Data supplied:
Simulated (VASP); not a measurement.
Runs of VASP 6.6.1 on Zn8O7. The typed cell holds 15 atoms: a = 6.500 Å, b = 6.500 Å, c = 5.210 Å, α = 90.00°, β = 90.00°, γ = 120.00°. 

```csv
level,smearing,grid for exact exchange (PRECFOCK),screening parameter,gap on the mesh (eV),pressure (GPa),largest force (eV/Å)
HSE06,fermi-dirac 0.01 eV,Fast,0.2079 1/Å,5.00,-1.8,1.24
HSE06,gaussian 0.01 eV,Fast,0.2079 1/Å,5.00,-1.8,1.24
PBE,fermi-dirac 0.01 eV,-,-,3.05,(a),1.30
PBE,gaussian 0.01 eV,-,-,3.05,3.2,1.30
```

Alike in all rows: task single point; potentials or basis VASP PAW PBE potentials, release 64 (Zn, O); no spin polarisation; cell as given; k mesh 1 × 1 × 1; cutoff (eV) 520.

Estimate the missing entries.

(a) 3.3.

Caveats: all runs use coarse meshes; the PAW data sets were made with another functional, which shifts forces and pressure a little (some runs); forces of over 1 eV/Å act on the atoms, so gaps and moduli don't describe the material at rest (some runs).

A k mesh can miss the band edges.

Work item: Every line from the first entry to the line containing "Caveats: all runs" should be transcribed exactly, and nothing beyond it.

Task solution:
Simulated (VASP); not a measurement.
Runs of VASP 6.6.1 on Zn8O7. The typed cell holds 15 atoms: a = 6.500 Å, b = 6.500 Å, c = 5.210 Å, α = 90.00°, β = 90.00°, γ = 120.00°. 

```csv
level,smearing,grid for exact exchange (PRECFOCK),screening parameter,gap on the mesh (eV),pressure (GPa),largest force (eV/Å)
HSE06,fermi-dirac 0.01 eV,Fast,0.2079 1/Å,5.00,-1.8,1.24
HSE06,gaussian 0.01 eV,Fast,0.2079 1/Å,5.00,-1.8,1.24
PBE,fermi-dirac 0.01 eV,-,-,3.05,(a),1.30
PBE,gaussian 0.01 eV,-,-,3.05,3.2,1.30
```

Alike in all rows: task single point; potentials or basis VASP PAW PBE potentials, release 64 (Zn, O); no spin polarisation; cell as given; k mesh 1 × 1 × 1; cutoff (eV) 520.

Estimate the missing entries.

(a) 3.3.

Caveats: all runs use coarse meshes; the PAW data sets were made with another functional, which shifts forces and pressure a little (some runs); forces of over 1 eV/Å act on the atoms, so gaps and moduli don't describe the material at rest (some runs).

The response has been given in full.